Data under study
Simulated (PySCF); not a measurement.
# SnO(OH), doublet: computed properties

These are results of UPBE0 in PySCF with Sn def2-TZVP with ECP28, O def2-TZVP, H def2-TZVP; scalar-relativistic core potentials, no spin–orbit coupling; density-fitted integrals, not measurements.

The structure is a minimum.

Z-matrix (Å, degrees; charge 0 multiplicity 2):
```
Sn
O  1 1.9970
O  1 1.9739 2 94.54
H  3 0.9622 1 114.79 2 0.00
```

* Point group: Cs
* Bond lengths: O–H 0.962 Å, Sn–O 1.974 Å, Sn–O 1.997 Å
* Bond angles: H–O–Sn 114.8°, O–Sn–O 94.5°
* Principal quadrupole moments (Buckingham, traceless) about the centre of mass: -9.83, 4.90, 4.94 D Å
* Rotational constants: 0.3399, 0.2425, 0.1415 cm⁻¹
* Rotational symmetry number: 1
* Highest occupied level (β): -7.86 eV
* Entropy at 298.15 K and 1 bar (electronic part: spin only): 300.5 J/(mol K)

Work order
Each line above needs to be written out again exactly.

Exercise output
Simulated (PySCF); not a measurement.
# SnO(OH), doublet: computed properties

These are results of UPBE0 in PySCF with Sn def2-TZVP with ECP28, O def2-TZVP, H def2-TZVP; scalar-relativistic core potentials, no spin–orbit coupling; density-fitted integrals, not measurements.

The structure is a minimum.

Z-matrix (Å, degrees; charge 0 multiplicity 2):
```
Sn
O  1 1.9970
O  1 1.9739 2 94.54
H  3 0.9622 1 114.79 2 0.00
```

* Point group: Cs
* Bond lengths: O–H 0.962 Å, Sn–O 1.974 Å, Sn–O 1.997 Å
* Bond angles: H–O–Sn 114.8°, O–Sn–O 94.5°
* Principal quadrupole moments (Buckingham, traceless) about the centre of mass: -9.83, 4.90, 4.94 D Å
* Rotational constants: 0.3399, 0.2425, 0.1415 cm⁻¹
* Rotational symmetry number: 1
* Highest occupied level (β): -7.86 eV
* Entropy at 298.15 K and 1 bar (electronic part: spin only): 300.5 J/(mol K)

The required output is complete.